* _Work order_
Return the records exactly, from the first line through the "Task: Which orbital" line.

* _Source data_
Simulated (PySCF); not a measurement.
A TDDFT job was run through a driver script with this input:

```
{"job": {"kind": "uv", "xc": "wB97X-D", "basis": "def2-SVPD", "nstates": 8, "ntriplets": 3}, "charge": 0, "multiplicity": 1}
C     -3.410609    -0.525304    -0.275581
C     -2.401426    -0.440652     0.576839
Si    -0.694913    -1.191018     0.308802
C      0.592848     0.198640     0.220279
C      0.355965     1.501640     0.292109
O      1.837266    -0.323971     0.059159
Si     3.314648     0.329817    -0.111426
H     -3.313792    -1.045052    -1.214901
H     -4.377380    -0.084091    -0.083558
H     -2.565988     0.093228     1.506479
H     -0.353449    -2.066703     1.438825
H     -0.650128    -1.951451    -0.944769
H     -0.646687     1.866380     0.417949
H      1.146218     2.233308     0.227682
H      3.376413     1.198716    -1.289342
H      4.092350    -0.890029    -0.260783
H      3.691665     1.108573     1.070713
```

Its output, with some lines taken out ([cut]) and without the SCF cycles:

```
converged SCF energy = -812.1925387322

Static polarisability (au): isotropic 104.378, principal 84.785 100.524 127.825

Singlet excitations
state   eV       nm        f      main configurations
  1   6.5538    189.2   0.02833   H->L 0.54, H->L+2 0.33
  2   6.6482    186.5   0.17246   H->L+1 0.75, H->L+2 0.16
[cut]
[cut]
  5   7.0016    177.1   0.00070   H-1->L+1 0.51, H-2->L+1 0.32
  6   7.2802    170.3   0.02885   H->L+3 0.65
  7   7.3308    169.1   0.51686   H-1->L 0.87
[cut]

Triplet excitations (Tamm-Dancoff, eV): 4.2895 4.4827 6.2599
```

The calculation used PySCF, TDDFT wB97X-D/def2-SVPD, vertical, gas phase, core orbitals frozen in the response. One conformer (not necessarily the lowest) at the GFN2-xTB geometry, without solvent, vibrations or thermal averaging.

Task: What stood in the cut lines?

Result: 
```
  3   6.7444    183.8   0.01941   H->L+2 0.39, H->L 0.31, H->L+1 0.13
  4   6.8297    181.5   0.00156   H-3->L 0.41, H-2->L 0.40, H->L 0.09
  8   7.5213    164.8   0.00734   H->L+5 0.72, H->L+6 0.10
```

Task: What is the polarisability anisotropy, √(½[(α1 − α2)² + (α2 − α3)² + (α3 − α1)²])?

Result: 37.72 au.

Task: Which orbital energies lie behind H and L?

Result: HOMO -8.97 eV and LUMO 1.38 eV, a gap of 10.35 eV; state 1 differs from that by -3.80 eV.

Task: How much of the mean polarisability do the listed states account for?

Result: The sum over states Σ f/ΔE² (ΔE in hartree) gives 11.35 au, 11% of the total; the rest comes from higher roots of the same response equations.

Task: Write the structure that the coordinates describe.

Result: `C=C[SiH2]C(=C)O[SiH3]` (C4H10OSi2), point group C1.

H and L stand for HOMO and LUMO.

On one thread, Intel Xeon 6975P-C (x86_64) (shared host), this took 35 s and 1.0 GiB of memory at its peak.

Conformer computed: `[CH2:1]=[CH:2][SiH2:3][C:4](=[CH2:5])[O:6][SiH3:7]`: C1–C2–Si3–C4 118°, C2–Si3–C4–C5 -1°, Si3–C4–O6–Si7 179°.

* _Result_
Simulated (PySCF); not a measurement.
A TDDFT job was run through a driver script with this input:

```
{"job": {"kind": "uv", "xc": "wB97X-D", "basis": "def2-SVPD", "nstates": 8, "ntriplets": 3}, "charge": 0, "multiplicity": 1}
C     -3.410609    -0.525304    -0.275581
C     -2.401426    -0.440652     0.576839
Si    -0.694913    -1.191018     0.308802
C      0.592848     0.198640     0.220279
C      0.355965     1.501640     0.292109
O      1.837266    -0.323971     0.059159
Si     3.314648     0.329817    -0.111426
H     -3.313792    -1.045052    -1.214901
H     -4.377380    -0.084091    -0.083558
H     -2.565988     0.093228     1.506479
H     -0.353449    -2.066703     1.438825
H     -0.650128    -1.951451    -0.944769
H     -0.646687     1.866380     0.417949
H      1.146218     2.233308     0.227682
H      3.376413     1.198716    -1.289342
H      4.092350    -0.890029    -0.260783
H      3.691665     1.108573     1.070713
```

Its output, with some lines taken out ([cut]) and without the SCF cycles:

```
converged SCF energy = -812.1925387322

Static polarisability (au): isotropic 104.378, principal 84.785 100.524 127.825

Singlet excitations
state   eV       nm        f      main configurations
  1   6.5538    189.2   0.02833   H->L 0.54, H->L+2 0.33
  2   6.6482    186.5   0.17246   H->L+1 0.75, H->L+2 0.16
[cut]
[cut]
  5   7.0016    177.1   0.00070   H-1->L+1 0.51, H-2->L+1 0.32
  6   7.2802    170.3   0.02885   H->L+3 0.65
  7   7.3308    169.1   0.51686   H-1->L 0.87
[cut]

Triplet excitations (Tamm-Dancoff, eV): 4.2895 4.4827 6.2599
```

The calculation used PySCF, TDDFT wB97X-D/def2-SVPD, vertical, gas phase, core orbitals frozen in the response. One conformer (not necessarily the lowest) at the GFN2-xTB geometry, without solvent, vibrations or thermal averaging.

Task: What stood in the cut lines?

Result: 
```
  3   6.7444    183.8   0.01941   H->L+2 0.39, H->L 0.31, H->L+1 0.13
  4   6.8297    181.5   0.00156   H-3->L 0.41, H-2->L 0.40, H->L 0.09
  8   7.5213    164.8   0.00734   H->L+5 0.72, H->L+6 0.10
```

Task: What is the polarisability anisotropy, √(½[(α1 − α2)² + (α2 − α3)² + (α3 − α1)²])?

Result: 37.72 au.

Task: Which orbital energies lie behind H and L?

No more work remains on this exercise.